- - -
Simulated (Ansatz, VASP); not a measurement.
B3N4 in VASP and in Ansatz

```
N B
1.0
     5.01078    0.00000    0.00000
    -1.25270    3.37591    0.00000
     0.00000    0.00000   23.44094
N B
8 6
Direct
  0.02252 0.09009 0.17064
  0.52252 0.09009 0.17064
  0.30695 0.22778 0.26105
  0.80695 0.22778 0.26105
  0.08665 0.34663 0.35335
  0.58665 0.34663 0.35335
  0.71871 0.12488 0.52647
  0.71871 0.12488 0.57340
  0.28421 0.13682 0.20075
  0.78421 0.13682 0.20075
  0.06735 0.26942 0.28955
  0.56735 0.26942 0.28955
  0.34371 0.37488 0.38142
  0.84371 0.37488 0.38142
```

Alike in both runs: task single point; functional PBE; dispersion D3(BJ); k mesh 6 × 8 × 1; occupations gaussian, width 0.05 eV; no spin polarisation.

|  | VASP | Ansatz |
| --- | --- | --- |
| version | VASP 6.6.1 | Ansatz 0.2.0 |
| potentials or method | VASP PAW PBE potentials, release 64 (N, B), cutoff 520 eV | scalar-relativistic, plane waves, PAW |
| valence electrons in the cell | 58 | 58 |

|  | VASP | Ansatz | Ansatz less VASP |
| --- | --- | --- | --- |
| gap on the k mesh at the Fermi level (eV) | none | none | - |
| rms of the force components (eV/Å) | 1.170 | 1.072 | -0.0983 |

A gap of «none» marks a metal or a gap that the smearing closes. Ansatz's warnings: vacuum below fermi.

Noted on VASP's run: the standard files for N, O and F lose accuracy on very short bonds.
- - -

» **ASSIGNMENT**
Would you print exactly and only the lines of the material above that run from the line with "Ansatz 0.2.0 |" through the line with "vacuum below fermi.", both included?

» **ANSWER BOX**
| version | VASP 6.6.1 | Ansatz 0.2.0 |
| potentials or method | VASP PAW PBE potentials, release 64 (N, B), cutoff 520 eV | scalar-relativistic, plane waves, PAW |
| valence electrons in the cell | 58 | 58 |

|  | VASP | Ansatz | Ansatz less VASP |
| --- | --- | --- | --- |
| gap on the k mesh at the Fermi level (eV) | none | none | - |
| rms of the force components (eV/Å) | 1.170 | 1.072 | -0.0983 |

A gap of «none» marks a metal or a gap that the smearing closes. Ansatz's warnings: vacuum below fermi.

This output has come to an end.